Data under study
Segment Open
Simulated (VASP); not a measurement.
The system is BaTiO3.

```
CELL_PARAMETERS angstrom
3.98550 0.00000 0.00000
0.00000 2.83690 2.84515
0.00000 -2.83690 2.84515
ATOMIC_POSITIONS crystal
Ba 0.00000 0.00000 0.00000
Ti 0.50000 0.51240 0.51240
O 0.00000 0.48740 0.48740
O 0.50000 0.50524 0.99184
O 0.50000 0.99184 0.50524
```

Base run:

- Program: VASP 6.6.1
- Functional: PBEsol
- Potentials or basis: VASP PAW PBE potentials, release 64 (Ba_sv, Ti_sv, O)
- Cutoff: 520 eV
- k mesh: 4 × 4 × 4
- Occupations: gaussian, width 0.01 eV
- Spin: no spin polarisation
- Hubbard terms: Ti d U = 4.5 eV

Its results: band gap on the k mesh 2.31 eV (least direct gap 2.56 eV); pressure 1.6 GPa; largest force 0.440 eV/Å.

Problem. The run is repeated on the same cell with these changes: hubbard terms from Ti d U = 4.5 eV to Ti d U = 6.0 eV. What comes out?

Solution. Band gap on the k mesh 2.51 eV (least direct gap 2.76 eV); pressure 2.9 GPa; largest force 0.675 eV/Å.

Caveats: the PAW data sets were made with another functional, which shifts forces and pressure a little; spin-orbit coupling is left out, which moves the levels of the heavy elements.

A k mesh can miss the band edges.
Segment Closed

Assigned task
Please copy only these lines, exactly: the first line of the records through the line containing "- Spin: no spin polarisation", ends included.

Exercise response
Simulated (VASP); not a measurement.
The system is BaTiO3.

```
CELL_PARAMETERS angstrom
3.98550 0.00000 0.00000
0.00000 2.83690 2.84515
0.00000 -2.83690 2.84515
ATOMIC_POSITIONS crystal
Ba 0.00000 0.00000 0.00000
Ti 0.50000 0.51240 0.51240
O 0.00000 0.48740 0.48740
O 0.50000 0.50524 0.99184
O 0.50000 0.99184 0.50524
```

Base run:

- Program: VASP 6.6.1
- Functional: PBEsol
- Potentials or basis: VASP PAW PBE potentials, release 64 (Ba_sv, Ti_sv, O)
- Cutoff: 520 eV
- k mesh: 4 × 4 × 4
- Occupations: gaussian, width 0.01 eV
- Spin: no spin polarisation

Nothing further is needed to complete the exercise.